[Assigned task]: All of the lines below should be copied word for word.

:::

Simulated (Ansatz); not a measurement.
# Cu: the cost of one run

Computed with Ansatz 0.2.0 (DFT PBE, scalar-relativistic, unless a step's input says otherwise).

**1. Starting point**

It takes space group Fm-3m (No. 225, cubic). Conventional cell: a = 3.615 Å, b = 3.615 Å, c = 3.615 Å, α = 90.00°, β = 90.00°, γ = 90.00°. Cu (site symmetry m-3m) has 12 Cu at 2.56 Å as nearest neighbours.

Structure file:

:::

[Task response]:
Simulated (Ansatz); not a measurement.
# Cu: the cost of one run

Computed with Ansatz 0.2.0 (DFT PBE, scalar-relativistic, unless a step's input says otherwise).

**1. Starting point**

It takes space group Fm-3m (No. 225, cubic). Conventional cell: a = 3.615 Å, b = 3.615 Å, c = 3.615 Å, α = 90.00°, β = 90.00°, γ = 90.00°. Cu (site symmetry m-3m) has 12 Cu at 2.56 Å as nearest neighbours.

Structure file:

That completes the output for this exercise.